**ASSIGNMENT**
Only these lines are needed: the first line of the entries below through the line with "PBE0 throughout (PySCF), one", each returned exactly.

**EXERCISE DATA**
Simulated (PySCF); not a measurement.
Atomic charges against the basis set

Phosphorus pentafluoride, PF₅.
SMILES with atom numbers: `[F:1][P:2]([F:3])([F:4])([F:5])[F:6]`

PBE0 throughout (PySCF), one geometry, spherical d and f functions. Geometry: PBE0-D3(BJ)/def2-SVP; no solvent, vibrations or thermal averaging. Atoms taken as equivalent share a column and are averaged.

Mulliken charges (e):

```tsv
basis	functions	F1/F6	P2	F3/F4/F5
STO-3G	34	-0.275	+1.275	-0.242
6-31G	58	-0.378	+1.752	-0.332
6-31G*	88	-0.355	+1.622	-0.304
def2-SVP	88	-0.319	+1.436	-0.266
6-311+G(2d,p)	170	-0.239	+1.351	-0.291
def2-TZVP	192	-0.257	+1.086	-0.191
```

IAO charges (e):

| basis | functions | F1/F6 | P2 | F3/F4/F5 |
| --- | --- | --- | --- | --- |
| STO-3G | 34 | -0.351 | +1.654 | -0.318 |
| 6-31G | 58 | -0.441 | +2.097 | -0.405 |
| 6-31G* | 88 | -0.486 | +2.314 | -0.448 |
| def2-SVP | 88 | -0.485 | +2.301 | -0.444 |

**EXERCISE RESULT**
Simulated (PySCF); not a measurement.
Atomic charges against the basis set

Phosphorus pentafluoride, PF₅.
SMILES with atom numbers: `[F:1][P:2]([F:3])([F:4])([F:5])[F:6]`

PBE0 throughout (PySCF), one geometry, spherical d and f functions. Geometry: PBE0-D3(BJ)/def2-SVP; no solvent, vibrations or thermal averaging. Atoms taken as equivalent share a column and are averaged.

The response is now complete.